◆ Data excerpts

§

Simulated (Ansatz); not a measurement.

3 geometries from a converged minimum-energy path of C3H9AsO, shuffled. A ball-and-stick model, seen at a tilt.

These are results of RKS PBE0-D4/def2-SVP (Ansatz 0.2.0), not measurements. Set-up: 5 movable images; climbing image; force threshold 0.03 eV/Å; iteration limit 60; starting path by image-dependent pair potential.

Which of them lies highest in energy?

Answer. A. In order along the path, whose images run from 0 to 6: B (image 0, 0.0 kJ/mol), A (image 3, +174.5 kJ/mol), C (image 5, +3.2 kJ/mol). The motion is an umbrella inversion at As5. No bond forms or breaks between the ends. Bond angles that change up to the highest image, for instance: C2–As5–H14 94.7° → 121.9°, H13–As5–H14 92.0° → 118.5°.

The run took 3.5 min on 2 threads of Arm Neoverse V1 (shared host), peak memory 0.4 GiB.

§

◆ Work order
Your answer should be the exact lines above from the one with "These are results" through the one with "Answer. A. In", both included, and nothing besides.

◆ Answer space
These are results of RKS PBE0-D4/def2-SVP (Ansatz 0.2.0), not measurements. Set-up: 5 movable images; climbing image; force threshold 0.03 eV/Å; iteration limit 60; starting path by image-dependent pair potential.

Which of them lies highest in energy?

Answer. A. In order along the path, whose images run from 0 to 6: B (image 0, 0.0 kJ/mol), A (image 3, +174.5 kJ/mol), C (image 5, +3.2 kJ/mol). The motion is an umbrella inversion at As5. No bond forms or breaks between the ends. Bond angles that change up to the highest image, for instance: C2–As5–H14 94.7° → 121.9°, H13–As5–H14 92.0° → 118.5°.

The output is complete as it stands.